WORK ITEM: In the entries that follow, copy exactly each line from the first through the line with "Symmetry: P6_3/mmc, No.".

BEGIN
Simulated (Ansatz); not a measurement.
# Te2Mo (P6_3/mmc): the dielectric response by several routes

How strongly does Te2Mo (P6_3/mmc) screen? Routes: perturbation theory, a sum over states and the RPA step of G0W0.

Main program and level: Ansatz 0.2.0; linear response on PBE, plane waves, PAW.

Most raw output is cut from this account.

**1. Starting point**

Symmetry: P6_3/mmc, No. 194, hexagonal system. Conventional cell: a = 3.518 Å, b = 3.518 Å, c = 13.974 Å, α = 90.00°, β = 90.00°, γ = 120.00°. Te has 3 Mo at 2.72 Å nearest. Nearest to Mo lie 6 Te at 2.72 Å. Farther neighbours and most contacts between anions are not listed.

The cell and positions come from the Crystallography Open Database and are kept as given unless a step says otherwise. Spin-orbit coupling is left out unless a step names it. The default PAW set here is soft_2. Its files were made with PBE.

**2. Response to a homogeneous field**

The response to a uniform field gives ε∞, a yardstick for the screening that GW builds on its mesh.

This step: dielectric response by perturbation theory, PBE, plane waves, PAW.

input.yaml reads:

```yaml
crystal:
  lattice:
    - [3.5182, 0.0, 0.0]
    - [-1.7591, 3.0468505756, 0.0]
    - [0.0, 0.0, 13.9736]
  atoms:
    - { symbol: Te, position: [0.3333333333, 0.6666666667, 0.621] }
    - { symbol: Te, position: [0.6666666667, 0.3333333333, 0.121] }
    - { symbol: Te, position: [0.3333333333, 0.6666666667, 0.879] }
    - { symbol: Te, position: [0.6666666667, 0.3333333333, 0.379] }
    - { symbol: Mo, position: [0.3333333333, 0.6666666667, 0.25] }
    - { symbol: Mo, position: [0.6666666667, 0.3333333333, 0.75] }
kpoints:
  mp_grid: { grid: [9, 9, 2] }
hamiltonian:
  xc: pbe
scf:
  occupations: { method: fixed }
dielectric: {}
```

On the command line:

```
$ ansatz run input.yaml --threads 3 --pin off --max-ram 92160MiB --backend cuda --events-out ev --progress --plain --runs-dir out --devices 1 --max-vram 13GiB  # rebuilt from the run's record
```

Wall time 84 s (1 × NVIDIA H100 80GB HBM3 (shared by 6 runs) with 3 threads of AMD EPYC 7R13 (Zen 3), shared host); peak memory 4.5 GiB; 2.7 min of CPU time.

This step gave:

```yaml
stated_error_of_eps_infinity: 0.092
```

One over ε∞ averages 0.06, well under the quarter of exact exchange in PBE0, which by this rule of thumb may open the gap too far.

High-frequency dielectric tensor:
END

EXERCISE SOLUTION:
Simulated (Ansatz); not a measurement.
# Te2Mo (P6_3/mmc): the dielectric response by several routes

How strongly does Te2Mo (P6_3/mmc) screen? Routes: perturbation theory, a sum over states and the RPA step of G0W0.

Main program and level: Ansatz 0.2.0; linear response on PBE, plane waves, PAW.

Most raw output is cut from this account.

**1. Starting point**

Symmetry: P6_3/mmc, No. 194, hexagonal system. Conventional cell: a = 3.518 Å, b = 3.518 Å, c = 13.974 Å, α = 90.00°, β = 90.00°, γ = 120.00°. Te has 3 Mo at 2.72 Å nearest. Nearest to Mo lie 6 Te at 2.72 Å. Farther neighbours and most contacts between anions are not listed.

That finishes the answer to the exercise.